**Record extracts:**
▼▼▼
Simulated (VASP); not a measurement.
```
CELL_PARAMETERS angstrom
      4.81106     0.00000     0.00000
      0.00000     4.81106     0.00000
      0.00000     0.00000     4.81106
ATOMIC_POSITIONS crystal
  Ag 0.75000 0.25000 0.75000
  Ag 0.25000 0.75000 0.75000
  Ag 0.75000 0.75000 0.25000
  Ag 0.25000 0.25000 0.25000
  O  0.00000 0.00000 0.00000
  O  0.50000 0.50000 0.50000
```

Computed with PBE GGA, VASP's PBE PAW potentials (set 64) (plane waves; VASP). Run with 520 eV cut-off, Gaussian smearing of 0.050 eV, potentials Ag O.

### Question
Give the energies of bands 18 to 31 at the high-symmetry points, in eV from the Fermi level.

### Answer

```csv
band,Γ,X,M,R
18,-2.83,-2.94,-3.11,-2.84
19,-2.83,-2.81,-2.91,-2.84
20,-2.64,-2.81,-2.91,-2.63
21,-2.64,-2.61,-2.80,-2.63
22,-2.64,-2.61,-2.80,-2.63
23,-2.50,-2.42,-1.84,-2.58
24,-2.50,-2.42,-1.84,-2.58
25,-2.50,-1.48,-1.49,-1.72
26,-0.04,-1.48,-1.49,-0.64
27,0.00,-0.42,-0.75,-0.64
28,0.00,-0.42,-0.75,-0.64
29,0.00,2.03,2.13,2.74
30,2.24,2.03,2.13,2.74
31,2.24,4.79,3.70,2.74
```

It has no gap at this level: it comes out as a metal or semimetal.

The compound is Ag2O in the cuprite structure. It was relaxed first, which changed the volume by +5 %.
▲▲▲

**Work request:**
All that is wanted is the run of lines from the start of the data through the line containing "It has no gap", copied word for word.

**Expected answer:**
Simulated (VASP); not a measurement.
```
CELL_PARAMETERS angstrom
      4.81106     0.00000     0.00000
      0.00000     4.81106     0.00000
      0.00000     0.00000     4.81106
ATOMIC_POSITIONS crystal
  Ag 0.75000 0.25000 0.75000
  Ag 0.25000 0.75000 0.75000
  Ag 0.75000 0.75000 0.25000
  Ag 0.25000 0.25000 0.25000
  O  0.00000 0.00000 0.00000
  O  0.50000 0.50000 0.50000
```

Computed with PBE GGA, VASP's PBE PAW potentials (set 64) (plane waves; VASP). Run with 520 eV cut-off, Gaussian smearing of 0.050 eV, potentials Ag O.

### Question
Give the energies of bands 18 to 31 at the high-symmetry points, in eV from the Fermi level.

### Answer

```csv
band,Γ,X,M,R
18,-2.83,-2.94,-3.11,-2.84
19,-2.83,-2.81,-2.91,-2.84
20,-2.64,-2.81,-2.91,-2.63
21,-2.64,-2.61,-2.80,-2.63
22,-2.64,-2.61,-2.80,-2.63
23,-2.50,-2.42,-1.84,-2.58
24,-2.50,-2.42,-1.84,-2.58
25,-2.50,-1.48,-1.49,-1.72
26,-0.04,-1.48,-1.49,-0.64
27,0.00,-0.42,-0.75,-0.64
28,0.00,-0.42,-0.75,-0.64
29,0.00,2.03,2.13,2.74
30,2.24,2.03,2.13,2.74
31,2.24,4.79,3.70,2.74
```

It has no gap at this level: it comes out as a metal or semimetal.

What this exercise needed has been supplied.